Work order |
Restate every line of the material that follows, word for word.

Top of The data
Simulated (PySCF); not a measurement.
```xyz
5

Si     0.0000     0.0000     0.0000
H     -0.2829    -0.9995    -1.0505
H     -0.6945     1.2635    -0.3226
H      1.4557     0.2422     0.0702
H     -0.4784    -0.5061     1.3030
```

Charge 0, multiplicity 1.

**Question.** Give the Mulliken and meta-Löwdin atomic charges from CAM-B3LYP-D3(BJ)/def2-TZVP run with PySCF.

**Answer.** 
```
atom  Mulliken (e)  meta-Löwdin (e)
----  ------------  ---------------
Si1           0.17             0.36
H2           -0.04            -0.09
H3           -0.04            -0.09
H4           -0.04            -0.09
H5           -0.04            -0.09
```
Bottom of The data

Task output |
Simulated (PySCF); not a measurement.
```xyz
5

Si     0.0000     0.0000     0.0000
H     -0.2829    -0.9995    -1.0505
H     -0.6945     1.2635    -0.3226
H      1.4557     0.2422     0.0702
H     -0.4784    -0.5061     1.3030
```

Charge 0, multiplicity 1.

**Question.** Give the Mulliken and meta-Löwdin atomic charges from CAM-B3LYP-D3(BJ)/def2-TZVP run with PySCF.

**Answer.** 
```
atom  Mulliken (e)  meta-Löwdin (e)
----  ------------  ---------------
Si1           0.17             0.36
H2           -0.04            -0.09
H3           -0.04            -0.09
H4           -0.04            -0.09
H5           -0.04            -0.09
```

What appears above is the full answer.